═══ Supplied entries ═══

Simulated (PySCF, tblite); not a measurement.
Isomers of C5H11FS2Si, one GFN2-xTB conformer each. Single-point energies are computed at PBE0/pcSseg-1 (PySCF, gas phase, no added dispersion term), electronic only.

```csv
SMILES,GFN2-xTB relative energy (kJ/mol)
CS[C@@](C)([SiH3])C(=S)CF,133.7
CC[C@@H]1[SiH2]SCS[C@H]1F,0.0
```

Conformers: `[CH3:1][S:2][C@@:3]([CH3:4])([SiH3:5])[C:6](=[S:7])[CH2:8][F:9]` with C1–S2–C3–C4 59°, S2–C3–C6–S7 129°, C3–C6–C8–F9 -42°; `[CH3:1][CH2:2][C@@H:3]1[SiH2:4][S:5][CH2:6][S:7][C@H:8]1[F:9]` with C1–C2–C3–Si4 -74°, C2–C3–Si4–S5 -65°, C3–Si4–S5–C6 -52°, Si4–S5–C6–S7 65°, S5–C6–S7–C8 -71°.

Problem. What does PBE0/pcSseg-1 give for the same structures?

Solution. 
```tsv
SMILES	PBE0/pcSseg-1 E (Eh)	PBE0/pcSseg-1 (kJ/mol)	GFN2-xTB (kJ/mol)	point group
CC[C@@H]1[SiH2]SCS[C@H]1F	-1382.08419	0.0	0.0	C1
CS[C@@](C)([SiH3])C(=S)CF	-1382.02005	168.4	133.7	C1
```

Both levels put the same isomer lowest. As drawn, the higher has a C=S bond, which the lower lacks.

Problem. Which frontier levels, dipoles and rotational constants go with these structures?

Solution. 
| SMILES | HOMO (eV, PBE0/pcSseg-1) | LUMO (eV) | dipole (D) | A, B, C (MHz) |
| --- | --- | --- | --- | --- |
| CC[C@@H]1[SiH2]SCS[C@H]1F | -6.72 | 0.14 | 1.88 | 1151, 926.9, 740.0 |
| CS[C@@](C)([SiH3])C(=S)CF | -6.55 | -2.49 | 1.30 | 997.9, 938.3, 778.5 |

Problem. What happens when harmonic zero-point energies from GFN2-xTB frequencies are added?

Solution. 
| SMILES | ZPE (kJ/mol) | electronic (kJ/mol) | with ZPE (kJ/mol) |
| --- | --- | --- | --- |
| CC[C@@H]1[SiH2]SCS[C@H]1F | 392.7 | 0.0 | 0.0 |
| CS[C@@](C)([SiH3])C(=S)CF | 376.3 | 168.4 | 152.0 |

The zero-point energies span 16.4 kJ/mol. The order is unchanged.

═══

Work request: Each line from the start of the listing above through the line containing "168.4 | 152.0 |" should be copied exactly, please, with no other lines added.

Exercise output:
Simulated (PySCF, tblite); not a measurement.
Isomers of C5H11FS2Si, one GFN2-xTB conformer each. Single-point energies are computed at PBE0/pcSseg-1 (PySCF, gas phase, no added dispersion term), electronic only.

```csv
SMILES,GFN2-xTB relative energy (kJ/mol)
CS[C@@](C)([SiH3])C(=S)CF,133.7
CC[C@@H]1[SiH2]SCS[C@H]1F,0.0
```

Conformers: `[CH3:1][S:2][C@@:3]([CH3:4])([SiH3:5])[C:6](=[S:7])[CH2:8][F:9]` with C1–S2–C3–C4 59°, S2–C3–C6–S7 129°, C3–C6–C8–F9 -42°; `[CH3:1][CH2:2][C@@H:3]1[SiH2:4][S:5][CH2:6][S:7][C@H:8]1[F:9]` with C1–C2–C3–Si4 -74°, C2–C3–Si4–S5 -65°, C3–Si4–S5–C6 -52°, Si4–S5–C6–S7 65°, S5–C6–S7–C8 -71°.

Problem. What does PBE0/pcSseg-1 give for the same structures?

Solution. 
```tsv
SMILES	PBE0/pcSseg-1 E (Eh)	PBE0/pcSseg-1 (kJ/mol)	GFN2-xTB (kJ/mol)	point group
CC[C@@H]1[SiH2]SCS[C@H]1F	-1382.08419	0.0	0.0	C1
CS[C@@](C)([SiH3])C(=S)CF	-1382.02005	168.4	133.7	C1
```

Both levels put the same isomer lowest. As drawn, the higher has a C=S bond, which the lower lacks.

Problem. Which frontier levels, dipoles and rotational constants go with these structures?

Solution. 
| SMILES | HOMO (eV, PBE0/pcSseg-1) | LUMO (eV) | dipole (D) | A, B, C (MHz) |
| --- | --- | --- | --- | --- |
| CC[C@@H]1[SiH2]SCS[C@H]1F | -6.72 | 0.14 | 1.88 | 1151, 926.9, 740.0 |
| CS[C@@](C)([SiH3])C(=S)CF | -6.55 | -2.49 | 1.30 | 997.9, 938.3, 778.5 |

Problem. What happens when harmonic zero-point energies from GFN2-xTB frequencies are added?

Solution. 
| SMILES | ZPE (kJ/mol) | electronic (kJ/mol) | with ZPE (kJ/mol) |
| --- | --- | --- | --- |
| CC[C@@H]1[SiH2]SCS[C@H]1F | 392.7 | 0.0 | 0.0 |
| CS[C@@](C)([SiH3])C(=S)CF | 376.3 | 168.4 | 152.0 |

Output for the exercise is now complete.